Copy precisely the first line of the material below and every later line, stopping with the line that contains "A: Bischofite from water left = 0.06059 kg.".

SOURCE INFORMATION START
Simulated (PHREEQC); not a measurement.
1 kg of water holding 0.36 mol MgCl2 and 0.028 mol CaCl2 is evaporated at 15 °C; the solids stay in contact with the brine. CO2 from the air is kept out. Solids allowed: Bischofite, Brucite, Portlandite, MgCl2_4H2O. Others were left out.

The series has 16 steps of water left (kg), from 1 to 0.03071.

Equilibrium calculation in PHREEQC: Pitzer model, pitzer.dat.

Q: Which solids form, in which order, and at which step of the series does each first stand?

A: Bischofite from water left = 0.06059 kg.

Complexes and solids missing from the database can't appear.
SOURCE INFORMATION END

## WRITTEN ANSWER
Simulated (PHREEQC); not a measurement.
1 kg of water holding 0.36 mol MgCl2 and 0.028 mol CaCl2 is evaporated at 15 °C; the solids stay in contact with the brine. CO2 from the air is kept out. Solids allowed: Bischofite, Brucite, Portlandite, MgCl2_4H2O. Others were left out.

The series has 16 steps of water left (kg), from 1 to 0.03071.

Equilibrium calculation in PHREEQC: Pitzer model, pitzer.dat.

Q: Which solids form, in which order, and at which step of the series does each first stand?

A: Bischofite from water left = 0.06059 kg.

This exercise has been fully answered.